>>>>>

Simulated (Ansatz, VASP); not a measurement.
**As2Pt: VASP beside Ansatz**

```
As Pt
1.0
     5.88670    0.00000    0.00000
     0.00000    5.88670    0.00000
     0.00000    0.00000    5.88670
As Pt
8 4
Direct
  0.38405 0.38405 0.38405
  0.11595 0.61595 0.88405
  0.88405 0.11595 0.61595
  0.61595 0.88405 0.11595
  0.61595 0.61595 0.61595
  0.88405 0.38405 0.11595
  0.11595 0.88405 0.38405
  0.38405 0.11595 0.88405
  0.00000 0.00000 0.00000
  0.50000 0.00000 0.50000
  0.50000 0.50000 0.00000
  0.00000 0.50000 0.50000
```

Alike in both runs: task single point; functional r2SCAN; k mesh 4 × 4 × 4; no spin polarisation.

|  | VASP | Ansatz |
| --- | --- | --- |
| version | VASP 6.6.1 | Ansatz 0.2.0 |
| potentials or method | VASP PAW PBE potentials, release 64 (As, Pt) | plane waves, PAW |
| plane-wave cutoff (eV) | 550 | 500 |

<<<<<

*Work task*: Every line of the listing should be repeated exactly.

*Answer space*:
Simulated (Ansatz, VASP); not a measurement.
**As2Pt: VASP beside Ansatz**

```
As Pt
1.0
     5.88670    0.00000    0.00000
     0.00000    5.88670    0.00000
     0.00000    0.00000    5.88670
As Pt
8 4
Direct
  0.38405 0.38405 0.38405
  0.11595 0.61595 0.88405
  0.88405 0.11595 0.61595
  0.61595 0.88405 0.11595
  0.61595 0.61595 0.61595
  0.88405 0.38405 0.11595
  0.11595 0.88405 0.38405
  0.38405 0.11595 0.88405
  0.00000 0.00000 0.00000
  0.50000 0.00000 0.50000
  0.50000 0.50000 0.00000
  0.00000 0.50000 0.50000
```

Alike in both runs: task single point; functional r2SCAN; k mesh 4 × 4 × 4; no spin polarisation.

|  | VASP | Ansatz |
| --- | --- | --- |
| version | VASP 6.6.1 | Ansatz 0.2.0 |
| potentials or method | VASP PAW PBE potentials, release 64 (As, Pt) | plane waves, PAW |
| plane-wave cutoff (eV) | 550 | 500 |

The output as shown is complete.